━━━━━ Dataset ━━━━━

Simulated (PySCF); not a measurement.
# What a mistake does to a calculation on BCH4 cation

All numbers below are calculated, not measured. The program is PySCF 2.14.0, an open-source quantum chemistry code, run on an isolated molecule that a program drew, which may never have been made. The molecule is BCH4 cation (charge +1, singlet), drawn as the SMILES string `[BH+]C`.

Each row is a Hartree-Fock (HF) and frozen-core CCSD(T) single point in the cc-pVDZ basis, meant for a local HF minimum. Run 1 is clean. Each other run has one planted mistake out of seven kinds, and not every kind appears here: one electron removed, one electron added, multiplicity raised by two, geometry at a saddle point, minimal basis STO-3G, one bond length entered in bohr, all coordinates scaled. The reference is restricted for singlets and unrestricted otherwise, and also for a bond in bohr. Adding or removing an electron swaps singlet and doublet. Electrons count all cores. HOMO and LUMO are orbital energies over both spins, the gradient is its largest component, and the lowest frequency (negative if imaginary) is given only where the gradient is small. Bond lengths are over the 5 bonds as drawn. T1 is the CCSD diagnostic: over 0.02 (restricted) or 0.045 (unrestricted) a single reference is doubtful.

━━━━━

- Brief -
The answer is all of the material, given again exactly.

- Task output -
Simulated (PySCF); not a measurement.
# What a mistake does to a calculation on BCH4 cation

All numbers below are calculated, not measured. The program is PySCF 2.14.0, an open-source quantum chemistry code, run on an isolated molecule that a program drew, which may never have been made. The molecule is BCH4 cation (charge +1, singlet), drawn as the SMILES string `[BH+]C`.

Each row is a Hartree-Fock (HF) and frozen-core CCSD(T) single point in the cc-pVDZ basis, meant for a local HF minimum. Run 1 is clean. Each other run has one planted mistake out of seven kinds, and not every kind appears here: one electron removed, one electron added, multiplicity raised by two, geometry at a saddle point, minimal basis STO-3G, one bond length entered in bohr, all coordinates scaled. The reference is restricted for singlets and unrestricted otherwise, and also for a bond in bohr. Adding or removing an electron swaps singlet and doublet. Electrons count all cores. HOMO and LUMO are orbital energies over both spins, the gradient is its largest component, and the lowest frequency (negative if imaginary) is given only where the gradient is small. Bond lengths are over the 5 bonds as drawn. T1 is the CCSD diagnostic: over 0.02 (restricted) or 0.045 (unrestricted) a single reference is doubtful.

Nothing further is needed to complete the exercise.